# Material supplied
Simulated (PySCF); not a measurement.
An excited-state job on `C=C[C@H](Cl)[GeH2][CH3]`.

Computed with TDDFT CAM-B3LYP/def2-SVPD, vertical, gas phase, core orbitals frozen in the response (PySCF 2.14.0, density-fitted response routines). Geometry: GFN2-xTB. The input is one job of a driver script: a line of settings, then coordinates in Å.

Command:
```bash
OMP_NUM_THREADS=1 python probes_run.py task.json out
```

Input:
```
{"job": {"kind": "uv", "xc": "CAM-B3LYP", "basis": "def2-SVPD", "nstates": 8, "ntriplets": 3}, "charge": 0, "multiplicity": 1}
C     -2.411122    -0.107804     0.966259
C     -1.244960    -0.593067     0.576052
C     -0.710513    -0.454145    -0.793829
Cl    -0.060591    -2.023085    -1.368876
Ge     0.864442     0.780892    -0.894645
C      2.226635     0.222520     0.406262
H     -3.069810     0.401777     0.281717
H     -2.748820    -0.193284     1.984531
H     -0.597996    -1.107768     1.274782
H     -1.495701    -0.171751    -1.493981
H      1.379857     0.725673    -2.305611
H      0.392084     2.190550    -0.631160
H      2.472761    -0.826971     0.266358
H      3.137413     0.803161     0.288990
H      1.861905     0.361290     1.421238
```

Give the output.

# Work order
Your job is to transcribe the listing exactly, line for line.

# Task response
Simulated (PySCF); not a measurement.
An excited-state job on `C=C[C@H](Cl)[GeH2][CH3]`.

Computed with TDDFT CAM-B3LYP/def2-SVPD, vertical, gas phase, core orbitals frozen in the response (PySCF 2.14.0, density-fitted response routines). Geometry: GFN2-xTB. The input is one job of a driver script: a line of settings, then coordinates in Å.

Command:
```bash
OMP_NUM_THREADS=1 python probes_run.py task.json out
```

Input:
```
{"job": {"kind": "uv", "xc": "CAM-B3LYP", "basis": "def2-SVPD", "nstates": 8, "ntriplets": 3}, "charge": 0, "multiplicity": 1}
C     -2.411122    -0.107804     0.966259
C     -1.244960    -0.593067     0.576052
C     -0.710513    -0.454145    -0.793829
Cl    -0.060591    -2.023085    -1.368876
Ge     0.864442     0.780892    -0.894645
C      2.226635     0.222520     0.406262
H     -3.069810     0.401777     0.281717
H     -2.748820    -0.193284     1.984531
H     -0.597996    -1.107768     1.274782
H     -1.495701    -0.171751    -1.493981
H      1.379857     0.725673    -2.305611
H      0.392084     2.190550    -0.631160
H      2.472761    -0.826971     0.266358
H      3.137413     0.803161     0.288990
H      1.861905     0.361290     1.421238
```

Give the output.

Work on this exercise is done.